LISTED RECORDS –
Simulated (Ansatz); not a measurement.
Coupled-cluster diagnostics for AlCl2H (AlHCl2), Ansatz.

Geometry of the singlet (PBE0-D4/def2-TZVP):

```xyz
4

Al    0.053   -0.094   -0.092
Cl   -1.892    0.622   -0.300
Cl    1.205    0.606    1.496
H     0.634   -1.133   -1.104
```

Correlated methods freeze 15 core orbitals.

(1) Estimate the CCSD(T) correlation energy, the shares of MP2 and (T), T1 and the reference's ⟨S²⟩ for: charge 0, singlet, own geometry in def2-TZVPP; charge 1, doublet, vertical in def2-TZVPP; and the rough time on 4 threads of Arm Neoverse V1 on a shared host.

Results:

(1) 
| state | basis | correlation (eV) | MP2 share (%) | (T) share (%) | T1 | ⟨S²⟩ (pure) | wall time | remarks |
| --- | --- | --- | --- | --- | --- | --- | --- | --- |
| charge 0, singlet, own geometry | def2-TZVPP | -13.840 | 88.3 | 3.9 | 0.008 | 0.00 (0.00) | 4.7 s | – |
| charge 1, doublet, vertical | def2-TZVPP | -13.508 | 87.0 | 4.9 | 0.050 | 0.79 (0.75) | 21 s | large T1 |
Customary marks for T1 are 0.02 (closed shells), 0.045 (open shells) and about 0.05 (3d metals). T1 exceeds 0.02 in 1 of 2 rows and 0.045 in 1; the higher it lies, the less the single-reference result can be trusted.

WORK INSTRUCTION – Copy the records above exactly, beginning at the line that contains "Geometry of the" and stopping after the line that contains "(1) Estimate the".

RESULT –
Geometry of the singlet (PBE0-D4/def2-TZVP):

```xyz
4

Al    0.053   -0.094   -0.092
Cl   -1.892    0.622   -0.300
Cl    1.205    0.606    1.496
H     0.634   -1.133   -1.104
```

Correlated methods freeze 15 core orbitals.

(1) Estimate the CCSD(T) correlation energy, the shares of MP2 and (T), T1 and the reference's ⟨S²⟩ for: charge 0, singlet, own geometry in def2-TZVPP; charge 1, doublet, vertical in def2-TZVPP; and the rough time on 4 threads of Arm Neoverse V1 on a shared host.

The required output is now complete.